Assigned task — Could you print out every entry, character for character?

Supplied records —
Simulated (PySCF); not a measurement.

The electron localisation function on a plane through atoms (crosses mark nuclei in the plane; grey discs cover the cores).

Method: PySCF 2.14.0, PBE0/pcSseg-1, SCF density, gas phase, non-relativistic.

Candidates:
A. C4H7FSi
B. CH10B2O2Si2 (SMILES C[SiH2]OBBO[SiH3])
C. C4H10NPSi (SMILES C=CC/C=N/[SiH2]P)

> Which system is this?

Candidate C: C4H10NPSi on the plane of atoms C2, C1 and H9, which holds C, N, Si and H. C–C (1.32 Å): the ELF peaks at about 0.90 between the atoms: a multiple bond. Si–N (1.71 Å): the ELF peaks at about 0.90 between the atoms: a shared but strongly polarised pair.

Your response —
Simulated (PySCF); not a measurement.

The electron localisation function on a plane through atoms (crosses mark nuclei in the plane; grey discs cover the cores).

Method: PySCF 2.14.0, PBE0/pcSseg-1, SCF density, gas phase, non-relativistic.

Candidates:
A. C4H7FSi
B. CH10B2O2Si2 (SMILES C[SiH2]OBBO[SiH3])
C. C4H10NPSi (SMILES C=CC/C=N/[SiH2]P)

> Which system is this?

Candidate C: C4H10NPSi on the plane of atoms C2, C1 and H9, which holds C, N, Si and H. C–C (1.32 Å): the ELF peaks at about 0.90 between the atoms: a multiple bond. Si–N (1.71 Å): the ELF peaks at about 0.90 between the atoms: a shared but strongly polarised pair.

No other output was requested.